**Provided data:**
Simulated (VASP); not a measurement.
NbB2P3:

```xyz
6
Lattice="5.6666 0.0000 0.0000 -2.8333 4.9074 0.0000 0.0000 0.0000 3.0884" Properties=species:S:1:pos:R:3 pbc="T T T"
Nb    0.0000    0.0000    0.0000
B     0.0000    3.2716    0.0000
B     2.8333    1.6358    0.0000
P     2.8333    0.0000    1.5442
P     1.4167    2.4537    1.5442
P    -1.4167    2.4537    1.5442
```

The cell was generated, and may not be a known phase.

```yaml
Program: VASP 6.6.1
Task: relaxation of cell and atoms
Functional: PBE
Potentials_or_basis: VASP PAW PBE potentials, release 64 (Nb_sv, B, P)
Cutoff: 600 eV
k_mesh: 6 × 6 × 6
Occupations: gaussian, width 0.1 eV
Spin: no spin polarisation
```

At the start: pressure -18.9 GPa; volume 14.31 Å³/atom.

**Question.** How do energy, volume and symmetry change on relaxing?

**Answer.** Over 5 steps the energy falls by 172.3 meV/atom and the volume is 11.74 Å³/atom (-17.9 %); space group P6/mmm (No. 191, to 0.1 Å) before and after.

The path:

**Assignment:** Could you return, word for word, only the lines running from the first line of the material above to the line that contains "At the start: pressure", inclusive?

**Task solution:**
Simulated (VASP); not a measurement.
NbB2P3:

```xyz
6
Lattice="5.6666 0.0000 0.0000 -2.8333 4.9074 0.0000 0.0000 0.0000 3.0884" Properties=species:S:1:pos:R:3 pbc="T T T"
Nb    0.0000    0.0000    0.0000
B     0.0000    3.2716    0.0000
B     2.8333    1.6358    0.0000
P     2.8333    0.0000    1.5442
P     1.4167    2.4537    1.5442
P    -1.4167    2.4537    1.5442
```

The cell was generated, and may not be a known phase.

```yaml
Program: VASP 6.6.1
Task: relaxation of cell and atoms
Functional: PBE
Potentials_or_basis: VASP PAW PBE potentials, release 64 (Nb_sv, B, P)
Cutoff: 600 eV
k_mesh: 6 × 6 × 6
Occupations: gaussian, width 0.1 eV
Spin: no spin polarisation
```

At the start: pressure -18.9 GPa; volume 14.31 Å³/atom.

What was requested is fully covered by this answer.